## Exercise
Would you repeat all the lines below, exactly as they stand?

--- START ---

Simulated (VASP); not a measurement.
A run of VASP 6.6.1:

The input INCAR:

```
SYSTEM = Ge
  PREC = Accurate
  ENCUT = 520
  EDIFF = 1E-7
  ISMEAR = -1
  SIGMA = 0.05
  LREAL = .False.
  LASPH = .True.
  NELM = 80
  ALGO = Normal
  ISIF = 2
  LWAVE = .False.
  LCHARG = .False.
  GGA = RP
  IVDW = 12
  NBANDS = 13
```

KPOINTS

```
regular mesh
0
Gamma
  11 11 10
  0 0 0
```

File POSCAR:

--- END ---

## Written answer
Simulated (VASP); not a measurement.
A run of VASP 6.6.1:

The input INCAR:

```
SYSTEM = Ge
  PREC = Accurate
  ENCUT = 520
  EDIFF = 1E-7
  ISMEAR = -1
  SIGMA = 0.05
  LREAL = .False.
  LASPH = .True.
  NELM = 80
  ALGO = Normal
  ISIF = 2
  LWAVE = .False.
  LCHARG = .False.
  GGA = RP
  IVDW = 12
  NBANDS = 13
```

KPOINTS

```
regular mesh
0
Gamma
  11 11 10
  0 0 0
```

File POSCAR:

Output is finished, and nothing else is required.